═══ Data ═══

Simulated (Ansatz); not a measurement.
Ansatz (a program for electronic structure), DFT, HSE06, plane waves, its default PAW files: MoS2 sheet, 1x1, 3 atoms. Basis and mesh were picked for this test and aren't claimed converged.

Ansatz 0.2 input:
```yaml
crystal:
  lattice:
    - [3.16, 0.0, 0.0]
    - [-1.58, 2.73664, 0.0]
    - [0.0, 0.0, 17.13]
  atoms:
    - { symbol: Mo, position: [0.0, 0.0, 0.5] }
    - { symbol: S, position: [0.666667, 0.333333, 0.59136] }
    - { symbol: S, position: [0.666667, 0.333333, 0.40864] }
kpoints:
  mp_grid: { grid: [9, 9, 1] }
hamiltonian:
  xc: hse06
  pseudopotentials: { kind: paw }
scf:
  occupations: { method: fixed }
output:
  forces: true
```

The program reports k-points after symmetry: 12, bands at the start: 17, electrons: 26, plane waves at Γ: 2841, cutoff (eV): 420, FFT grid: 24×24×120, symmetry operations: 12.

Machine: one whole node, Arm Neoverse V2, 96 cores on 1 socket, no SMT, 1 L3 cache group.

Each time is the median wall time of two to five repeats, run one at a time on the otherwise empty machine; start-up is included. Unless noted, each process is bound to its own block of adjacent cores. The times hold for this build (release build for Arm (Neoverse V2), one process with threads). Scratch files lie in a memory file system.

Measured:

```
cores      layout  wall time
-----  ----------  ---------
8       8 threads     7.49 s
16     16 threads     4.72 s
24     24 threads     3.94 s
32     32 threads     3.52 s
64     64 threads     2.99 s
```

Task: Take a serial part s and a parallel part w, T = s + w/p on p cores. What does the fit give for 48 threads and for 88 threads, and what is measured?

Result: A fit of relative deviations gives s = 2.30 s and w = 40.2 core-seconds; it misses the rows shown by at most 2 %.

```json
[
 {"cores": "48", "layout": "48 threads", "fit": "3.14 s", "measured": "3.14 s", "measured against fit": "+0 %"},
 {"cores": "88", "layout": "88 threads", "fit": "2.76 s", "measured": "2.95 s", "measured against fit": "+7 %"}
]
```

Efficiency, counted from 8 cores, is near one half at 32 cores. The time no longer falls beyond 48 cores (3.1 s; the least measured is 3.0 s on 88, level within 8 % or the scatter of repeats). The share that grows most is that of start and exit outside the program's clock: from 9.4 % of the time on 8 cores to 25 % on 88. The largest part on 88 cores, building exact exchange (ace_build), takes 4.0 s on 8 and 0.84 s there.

═══

Task item:
Quote, word for word, every line from the top of the entries through the line that holds "Machine: one whole".

Worked solution:
Simulated (Ansatz); not a measurement.
Ansatz (a program for electronic structure), DFT, HSE06, plane waves, its default PAW files: MoS2 sheet, 1x1, 3 atoms. Basis and mesh were picked for this test and aren't claimed converged.

Ansatz 0.2 input:
```yaml
crystal:
  lattice:
    - [3.16, 0.0, 0.0]
    - [-1.58, 2.73664, 0.0]
    - [0.0, 0.0, 17.13]
  atoms:
    - { symbol: Mo, position: [0.0, 0.0, 0.5] }
    - { symbol: S, position: [0.666667, 0.333333, 0.59136] }
    - { symbol: S, position: [0.666667, 0.333333, 0.40864] }
kpoints:
  mp_grid: { grid: [9, 9, 1] }
hamiltonian:
  xc: hse06
  pseudopotentials: { kind: paw }
scf:
  occupations: { method: fixed }
output:
  forces: true
```

The program reports k-points after symmetry: 12, bands at the start: 17, electrons: 26, plane waves at Γ: 2841, cutoff (eV): 420, FFT grid: 24×24×120, symmetry operations: 12.

Machine: one whole node, Arm Neoverse V2, 96 cores on 1 socket, no SMT, 1 L3 cache group.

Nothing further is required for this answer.